━━━━━ INFORMATION

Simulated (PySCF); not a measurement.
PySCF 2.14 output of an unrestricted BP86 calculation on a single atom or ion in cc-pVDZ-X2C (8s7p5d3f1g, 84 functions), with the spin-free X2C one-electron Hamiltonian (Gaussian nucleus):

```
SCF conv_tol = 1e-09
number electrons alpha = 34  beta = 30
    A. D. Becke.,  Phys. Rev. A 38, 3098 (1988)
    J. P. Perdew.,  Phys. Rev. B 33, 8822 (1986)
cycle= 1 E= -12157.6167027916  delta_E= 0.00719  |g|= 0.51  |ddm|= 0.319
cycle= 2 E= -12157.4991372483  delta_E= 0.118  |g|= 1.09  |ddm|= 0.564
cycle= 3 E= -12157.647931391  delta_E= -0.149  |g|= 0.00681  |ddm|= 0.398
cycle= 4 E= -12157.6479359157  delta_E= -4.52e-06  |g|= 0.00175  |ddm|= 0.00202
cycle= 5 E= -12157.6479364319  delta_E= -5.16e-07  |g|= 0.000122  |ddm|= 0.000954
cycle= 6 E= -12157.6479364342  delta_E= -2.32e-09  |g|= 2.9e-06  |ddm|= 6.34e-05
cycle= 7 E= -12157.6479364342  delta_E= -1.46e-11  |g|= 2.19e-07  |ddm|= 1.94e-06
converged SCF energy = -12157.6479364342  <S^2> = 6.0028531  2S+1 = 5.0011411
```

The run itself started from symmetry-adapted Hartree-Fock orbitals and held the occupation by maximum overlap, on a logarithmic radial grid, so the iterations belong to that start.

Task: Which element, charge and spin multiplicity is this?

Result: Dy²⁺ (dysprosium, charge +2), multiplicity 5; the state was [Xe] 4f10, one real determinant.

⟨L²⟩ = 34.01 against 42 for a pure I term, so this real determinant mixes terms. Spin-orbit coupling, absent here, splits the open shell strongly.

━━━━━━━━━━

* **BRIEF**: Could you restate, word for word, the lines above from the one with "The run itself" to the one with "Result: Dy²⁺ (dysprosium, charge", both included?

* **WRITTEN REPLY**:
The run itself started from symmetry-adapted Hartree-Fock orbitals and held the occupation by maximum overlap, on a logarithmic radial grid, so the iterations belong to that start.

Task: Which element, charge and spin multiplicity is this?

Result: Dy²⁺ (dysprosium, charge +2), multiplicity 5; the state was [Xe] 4f10, one real determinant.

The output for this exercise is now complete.